DATASET ENTRIES:
::::::::::

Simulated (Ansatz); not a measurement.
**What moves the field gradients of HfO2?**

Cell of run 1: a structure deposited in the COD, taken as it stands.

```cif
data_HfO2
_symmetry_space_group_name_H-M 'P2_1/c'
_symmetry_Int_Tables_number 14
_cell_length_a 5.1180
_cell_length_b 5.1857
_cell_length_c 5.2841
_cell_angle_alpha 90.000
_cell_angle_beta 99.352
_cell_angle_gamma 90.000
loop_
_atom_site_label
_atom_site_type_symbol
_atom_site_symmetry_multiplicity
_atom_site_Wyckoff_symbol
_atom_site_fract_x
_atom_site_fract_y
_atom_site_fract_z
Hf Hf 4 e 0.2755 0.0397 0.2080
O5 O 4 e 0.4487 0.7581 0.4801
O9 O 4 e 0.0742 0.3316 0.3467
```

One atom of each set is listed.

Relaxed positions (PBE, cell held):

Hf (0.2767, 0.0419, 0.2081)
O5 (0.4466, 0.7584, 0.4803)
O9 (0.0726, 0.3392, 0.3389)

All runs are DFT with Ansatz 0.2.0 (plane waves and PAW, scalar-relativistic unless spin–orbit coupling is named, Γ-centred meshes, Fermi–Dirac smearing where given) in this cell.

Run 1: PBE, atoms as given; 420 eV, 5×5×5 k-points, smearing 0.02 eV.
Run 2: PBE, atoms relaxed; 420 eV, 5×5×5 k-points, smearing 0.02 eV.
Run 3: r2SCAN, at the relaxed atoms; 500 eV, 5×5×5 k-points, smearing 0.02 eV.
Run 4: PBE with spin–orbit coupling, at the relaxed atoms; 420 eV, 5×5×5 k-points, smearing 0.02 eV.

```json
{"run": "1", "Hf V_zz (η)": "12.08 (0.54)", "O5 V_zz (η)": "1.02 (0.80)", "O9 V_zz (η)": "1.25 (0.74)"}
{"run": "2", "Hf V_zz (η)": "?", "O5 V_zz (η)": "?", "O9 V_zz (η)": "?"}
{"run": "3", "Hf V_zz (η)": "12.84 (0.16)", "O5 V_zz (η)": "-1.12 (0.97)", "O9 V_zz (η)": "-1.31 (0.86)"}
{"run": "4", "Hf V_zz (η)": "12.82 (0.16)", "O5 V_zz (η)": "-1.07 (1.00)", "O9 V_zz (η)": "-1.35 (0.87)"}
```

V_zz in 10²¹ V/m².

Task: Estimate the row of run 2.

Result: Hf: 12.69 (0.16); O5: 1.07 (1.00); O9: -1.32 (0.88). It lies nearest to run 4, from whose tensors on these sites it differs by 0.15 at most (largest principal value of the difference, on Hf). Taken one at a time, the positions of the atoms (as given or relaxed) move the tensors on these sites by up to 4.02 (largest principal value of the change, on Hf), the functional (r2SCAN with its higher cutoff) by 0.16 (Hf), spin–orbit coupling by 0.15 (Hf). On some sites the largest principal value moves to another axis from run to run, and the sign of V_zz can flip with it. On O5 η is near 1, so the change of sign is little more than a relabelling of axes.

::::::::::

REQUIREMENT: Emit an exact copy of the lines spanning the start of the records to the line containing "Task: Estimate the row of run 2.", inclusive, and no other output.

TASK ANSWER:
Simulated (Ansatz); not a measurement.
**What moves the field gradients of HfO2?**

Cell of run 1: a structure deposited in the COD, taken as it stands.

```cif
data_HfO2
_symmetry_space_group_name_H-M 'P2_1/c'
_symmetry_Int_Tables_number 14
_cell_length_a 5.1180
_cell_length_b 5.1857
_cell_length_c 5.2841
_cell_angle_alpha 90.000
_cell_angle_beta 99.352
_cell_angle_gamma 90.000
loop_
_atom_site_label
_atom_site_type_symbol
_atom_site_symmetry_multiplicity
_atom_site_Wyckoff_symbol
_atom_site_fract_x
_atom_site_fract_y
_atom_site_fract_z
Hf Hf 4 e 0.2755 0.0397 0.2080
O5 O 4 e 0.4487 0.7581 0.4801
O9 O 4 e 0.0742 0.3316 0.3467
```

One atom of each set is listed.

Relaxed positions (PBE, cell held):

Hf (0.2767, 0.0419, 0.2081)
O5 (0.4466, 0.7584, 0.4803)
O9 (0.0726, 0.3392, 0.3389)

All runs are DFT with Ansatz 0.2.0 (plane waves and PAW, scalar-relativistic unless spin–orbit coupling is named, Γ-centred meshes, Fermi–Dirac smearing where given) in this cell.

Run 1: PBE, atoms as given; 420 eV, 5×5×5 k-points, smearing 0.02 eV.
Run 2: PBE, atoms relaxed; 420 eV, 5×5×5 k-points, smearing 0.02 eV.
Run 3: r2SCAN, at the relaxed atoms; 500 eV, 5×5×5 k-points, smearing 0.02 eV.
Run 4: PBE with spin–orbit coupling, at the relaxed atoms; 420 eV, 5×5×5 k-points, smearing 0.02 eV.

```json
{"run": "1", "Hf V_zz (η)": "12.08 (0.54)", "O5 V_zz (η)": "1.02 (0.80)", "O9 V_zz (η)": "1.25 (0.74)"}
{"run": "2", "Hf V_zz (η)": "?", "O5 V_zz (η)": "?", "O9 V_zz (η)": "?"}
{"run": "3", "Hf V_zz (η)": "12.84 (0.16)", "O5 V_zz (η)": "-1.12 (0.97)", "O9 V_zz (η)": "-1.31 (0.86)"}
{"run": "4", "Hf V_zz (η)": "12.82 (0.16)", "O5 V_zz (η)": "-1.07 (1.00)", "O9 V_zz (η)": "-1.35 (0.87)"}
```

V_zz in 10²¹ V/m².

Task: Estimate the row of run 2.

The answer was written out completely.